.....

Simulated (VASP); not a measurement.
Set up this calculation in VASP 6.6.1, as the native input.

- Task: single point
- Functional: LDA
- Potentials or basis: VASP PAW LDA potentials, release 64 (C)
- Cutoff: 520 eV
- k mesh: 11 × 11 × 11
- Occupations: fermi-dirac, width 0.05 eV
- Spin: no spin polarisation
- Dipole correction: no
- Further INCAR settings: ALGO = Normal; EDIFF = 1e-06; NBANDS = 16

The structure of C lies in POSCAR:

.....

The response should consist of all the entries, transcribed exactly.

Simulated (VASP); not a measurement.
Set up this calculation in VASP 6.6.1, as the native input.

- Task: single point
- Functional: LDA
- Potentials or basis: VASP PAW LDA potentials, release 64 (C)
- Cutoff: 520 eV
- k mesh: 11 × 11 × 11
- Occupations: fermi-dirac, width 0.05 eV
- Spin: no spin polarisation
- Dipole correction: no
- Further INCAR settings: ALGO = Normal; EDIFF = 1e-06; NBANDS = 16

The structure of C lies in POSCAR:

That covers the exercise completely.